** REQUIRED ACTION **
Every record must be copied out exactly.

** RECORDS SHOWN **
==*==
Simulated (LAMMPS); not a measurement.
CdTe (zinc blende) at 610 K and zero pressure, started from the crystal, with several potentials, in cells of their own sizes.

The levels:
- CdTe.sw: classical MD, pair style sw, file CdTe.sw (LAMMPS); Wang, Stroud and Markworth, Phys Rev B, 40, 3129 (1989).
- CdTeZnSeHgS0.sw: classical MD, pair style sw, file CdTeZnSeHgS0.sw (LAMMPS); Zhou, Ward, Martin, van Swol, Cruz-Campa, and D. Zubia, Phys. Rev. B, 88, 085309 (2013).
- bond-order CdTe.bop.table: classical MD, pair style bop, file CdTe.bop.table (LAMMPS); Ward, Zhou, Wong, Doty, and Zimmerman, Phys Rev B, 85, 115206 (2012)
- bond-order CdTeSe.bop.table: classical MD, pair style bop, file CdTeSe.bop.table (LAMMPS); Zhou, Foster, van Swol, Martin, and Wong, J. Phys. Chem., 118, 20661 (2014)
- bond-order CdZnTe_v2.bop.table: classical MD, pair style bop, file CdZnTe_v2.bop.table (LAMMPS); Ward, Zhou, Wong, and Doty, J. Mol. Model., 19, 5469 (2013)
==*==

** RESULT **
Simulated (LAMMPS); not a measurement.
CdTe (zinc blende) at 610 K and zero pressure, started from the crystal, with several potentials, in cells of their own sizes.

The levels:
- CdTe.sw: classical MD, pair style sw, file CdTe.sw (LAMMPS); Wang, Stroud and Markworth, Phys Rev B, 40, 3129 (1989).
- CdTeZnSeHgS0.sw: classical MD, pair style sw, file CdTeZnSeHgS0.sw (LAMMPS); Zhou, Ward, Martin, van Swol, Cruz-Campa, and D. Zubia, Phys. Rev. B, 88, 085309 (2013).
- bond-order CdTe.bop.table: classical MD, pair style bop, file CdTe.bop.table (LAMMPS); Ward, Zhou, Wong, Doty, and Zimmerman, Phys Rev B, 85, 115206 (2012)
- bond-order CdTeSe.bop.table: classical MD, pair style bop, file CdTeSe.bop.table (LAMMPS); Zhou, Foster, van Swol, Martin, and Wong, J. Phys. Chem., 118, 20661 (2014)
- bond-order CdZnTe_v2.bop.table: classical MD, pair style bop, file CdZnTe_v2.bop.table (LAMMPS); Ward, Zhou, Wong, and Doty, J. Mol. Model., 19, 5469 (2013)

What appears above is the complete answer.